■ TASK ITEM: So that the copy matches the original, write out every entry exactly.

[[ EXTRACTED ENTRIES, beginning ]]
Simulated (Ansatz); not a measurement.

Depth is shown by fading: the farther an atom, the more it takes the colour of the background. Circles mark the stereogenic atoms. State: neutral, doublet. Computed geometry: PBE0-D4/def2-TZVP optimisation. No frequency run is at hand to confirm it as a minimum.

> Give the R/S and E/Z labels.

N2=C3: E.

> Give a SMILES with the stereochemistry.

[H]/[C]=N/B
[[ EXTRACTED ENTRIES, end ]]

■ RESPONSE BOX:
Simulated (Ansatz); not a measurement.

Depth is shown by fading: the farther an atom, the more it takes the colour of the background. Circles mark the stereogenic atoms. State: neutral, doublet. Computed geometry: PBE0-D4/def2-TZVP optimisation. No frequency run is at hand to confirm it as a minimum.

> Give the R/S and E/Z labels.

N2=C3: E.

> Give a SMILES with the stereochemistry.

[H]/[C]=N/B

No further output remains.